Copy nothing from the entries below except the lines from the one containing "Solution. C. Σ" through the one containing "The Hirshfeld scheme", and copy those exactly.

════

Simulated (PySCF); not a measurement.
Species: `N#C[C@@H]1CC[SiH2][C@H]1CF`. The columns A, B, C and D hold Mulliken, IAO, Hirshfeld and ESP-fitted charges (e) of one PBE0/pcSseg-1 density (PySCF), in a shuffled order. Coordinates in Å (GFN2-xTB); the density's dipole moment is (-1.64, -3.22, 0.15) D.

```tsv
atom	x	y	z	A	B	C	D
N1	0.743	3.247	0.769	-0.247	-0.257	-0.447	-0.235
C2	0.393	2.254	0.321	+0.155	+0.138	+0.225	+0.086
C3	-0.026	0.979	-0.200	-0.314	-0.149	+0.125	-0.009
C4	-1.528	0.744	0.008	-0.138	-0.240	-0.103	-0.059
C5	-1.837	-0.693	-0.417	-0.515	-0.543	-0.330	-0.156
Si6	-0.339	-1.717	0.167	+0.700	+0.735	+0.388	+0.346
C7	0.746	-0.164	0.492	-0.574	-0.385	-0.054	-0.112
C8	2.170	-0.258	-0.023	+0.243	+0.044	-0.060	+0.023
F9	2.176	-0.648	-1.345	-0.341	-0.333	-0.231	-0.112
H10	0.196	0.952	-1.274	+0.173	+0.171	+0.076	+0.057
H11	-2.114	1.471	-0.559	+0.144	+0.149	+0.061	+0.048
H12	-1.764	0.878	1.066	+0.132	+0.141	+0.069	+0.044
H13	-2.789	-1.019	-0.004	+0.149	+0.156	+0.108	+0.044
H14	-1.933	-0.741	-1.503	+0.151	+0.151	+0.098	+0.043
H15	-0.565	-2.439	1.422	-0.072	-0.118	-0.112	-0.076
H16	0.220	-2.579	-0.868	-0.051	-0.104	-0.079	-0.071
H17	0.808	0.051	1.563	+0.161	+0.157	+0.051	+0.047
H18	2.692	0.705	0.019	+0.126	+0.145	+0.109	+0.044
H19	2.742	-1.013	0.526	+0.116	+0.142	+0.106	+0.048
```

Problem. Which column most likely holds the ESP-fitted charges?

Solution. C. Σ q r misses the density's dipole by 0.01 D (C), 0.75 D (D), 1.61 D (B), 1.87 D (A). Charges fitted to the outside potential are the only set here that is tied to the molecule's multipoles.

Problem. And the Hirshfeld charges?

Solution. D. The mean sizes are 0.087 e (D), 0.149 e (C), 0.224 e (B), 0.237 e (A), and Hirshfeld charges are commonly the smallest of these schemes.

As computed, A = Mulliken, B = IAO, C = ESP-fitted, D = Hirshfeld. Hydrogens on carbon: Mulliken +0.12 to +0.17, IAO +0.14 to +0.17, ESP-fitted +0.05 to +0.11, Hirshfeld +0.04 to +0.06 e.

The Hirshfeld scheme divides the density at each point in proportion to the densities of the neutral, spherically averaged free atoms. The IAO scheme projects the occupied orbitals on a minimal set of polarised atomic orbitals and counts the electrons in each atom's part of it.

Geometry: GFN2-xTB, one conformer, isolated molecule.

════

**Answer box**
Solution. C. Σ q r misses the density's dipole by 0.01 D (C), 0.75 D (D), 1.61 D (B), 1.87 D (A). Charges fitted to the outside potential are the only set here that is tied to the molecule's multipoles.

Problem. And the Hirshfeld charges?

Solution. D. The mean sizes are 0.087 e (D), 0.149 e (C), 0.224 e (B), 0.237 e (A), and Hirshfeld charges are commonly the smallest of these schemes.

As computed, A = Mulliken, B = IAO, C = ESP-fitted, D = Hirshfeld. Hydrogens on carbon: Mulliken +0.12 to +0.17, IAO +0.14 to +0.17, ESP-fitted +0.05 to +0.11, Hirshfeld +0.04 to +0.06 e.

The Hirshfeld scheme divides the density at each point in proportion to the densities of the neutral, spherically averaged free atoms. The IAO scheme projects the occupied orbitals on a minimal set of polarised atomic orbitals and counts the electrons in each atom's part of it.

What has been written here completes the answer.